*Supplied material*
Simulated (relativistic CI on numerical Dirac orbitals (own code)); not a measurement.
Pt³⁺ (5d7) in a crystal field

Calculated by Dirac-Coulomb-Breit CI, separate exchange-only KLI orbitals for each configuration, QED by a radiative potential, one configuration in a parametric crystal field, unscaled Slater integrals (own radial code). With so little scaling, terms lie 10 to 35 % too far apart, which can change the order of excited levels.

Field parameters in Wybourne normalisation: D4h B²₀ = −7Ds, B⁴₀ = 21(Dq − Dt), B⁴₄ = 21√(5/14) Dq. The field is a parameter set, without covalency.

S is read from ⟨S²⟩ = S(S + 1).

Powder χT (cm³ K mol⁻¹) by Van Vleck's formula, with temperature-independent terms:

*Work order*
Up to and including the line that contains "Pt³⁺ (5d7) in a crystal field", restate each line of the material above word for word, beginning with its first line.

*Task result*
Simulated (relativistic CI on numerical Dirac orbitals (own code)); not a measurement.
Pt³⁺ (5d7) in a crystal field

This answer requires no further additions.